• [REQUIRED ACTION]: Set down each line from the start of the material exactly, please, up to and including the one that contains "Caveats: some runs".

• [DATA SHOWN]:
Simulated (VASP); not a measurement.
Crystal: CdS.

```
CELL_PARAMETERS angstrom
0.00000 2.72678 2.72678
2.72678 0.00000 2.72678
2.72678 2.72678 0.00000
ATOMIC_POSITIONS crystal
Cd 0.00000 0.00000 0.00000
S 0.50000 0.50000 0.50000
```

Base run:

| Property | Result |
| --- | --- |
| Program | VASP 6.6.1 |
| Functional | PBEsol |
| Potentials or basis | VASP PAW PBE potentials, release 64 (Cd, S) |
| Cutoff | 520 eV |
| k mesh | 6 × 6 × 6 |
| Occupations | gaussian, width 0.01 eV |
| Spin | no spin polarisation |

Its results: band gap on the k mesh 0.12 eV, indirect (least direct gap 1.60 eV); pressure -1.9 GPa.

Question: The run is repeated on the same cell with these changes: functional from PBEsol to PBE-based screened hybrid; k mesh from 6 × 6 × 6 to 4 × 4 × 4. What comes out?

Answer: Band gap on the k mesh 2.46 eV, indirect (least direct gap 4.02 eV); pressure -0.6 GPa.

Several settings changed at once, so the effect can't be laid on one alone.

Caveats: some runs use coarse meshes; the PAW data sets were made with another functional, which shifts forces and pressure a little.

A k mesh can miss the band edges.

• [WRITTEN ANSWER]:
Simulated (VASP); not a measurement.
Crystal: CdS.

```
CELL_PARAMETERS angstrom
0.00000 2.72678 2.72678
2.72678 0.00000 2.72678
2.72678 2.72678 0.00000
ATOMIC_POSITIONS crystal
Cd 0.00000 0.00000 0.00000
S 0.50000 0.50000 0.50000
```

Base run:

| Property | Result |
| --- | --- |
| Program | VASP 6.6.1 |
| Functional | PBEsol |
| Potentials or basis | VASP PAW PBE potentials, release 64 (Cd, S) |
| Cutoff | 520 eV |
| k mesh | 6 × 6 × 6 |
| Occupations | gaussian, width 0.01 eV |
| Spin | no spin polarisation |

Its results: band gap on the k mesh 0.12 eV, indirect (least direct gap 1.60 eV); pressure -1.9 GPa.

Question: The run is repeated on the same cell with these changes: functional from PBEsol to PBE-based screened hybrid; k mesh from 6 × 6 × 6 to 4 × 4 × 4. What comes out?

Answer: Band gap on the k mesh 2.46 eV, indirect (least direct gap 4.02 eV); pressure -0.6 GPa.

Several settings changed at once, so the effect can't be laid on one alone.

Caveats: some runs use coarse meshes; the PAW data sets were made with another functional, which shifts forces and pressure a little.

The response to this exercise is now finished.